**Work order:** Everything in the records below should be set down again, word for word.

——————
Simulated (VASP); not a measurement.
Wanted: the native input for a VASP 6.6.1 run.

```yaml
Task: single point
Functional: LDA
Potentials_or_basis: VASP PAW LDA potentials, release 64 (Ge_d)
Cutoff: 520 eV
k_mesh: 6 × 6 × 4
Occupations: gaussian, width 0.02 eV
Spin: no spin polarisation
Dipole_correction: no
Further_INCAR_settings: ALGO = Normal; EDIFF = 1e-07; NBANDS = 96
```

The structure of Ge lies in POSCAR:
——————

**Task answer:**
Simulated (VASP); not a measurement.
Wanted: the native input for a VASP 6.6.1 run.

```yaml
Task: single point
Functional: LDA
Potentials_or_basis: VASP PAW LDA potentials, release 64 (Ge_d)
Cutoff: 520 eV
k_mesh: 6 × 6 × 4
Occupations: gaussian, width 0.02 eV
Spin: no spin polarisation
Dipole_correction: no
Further_INCAR_settings: ALGO = Normal; EDIFF = 1e-07; NBANDS = 96
```

The structure of Ge lies in POSCAR:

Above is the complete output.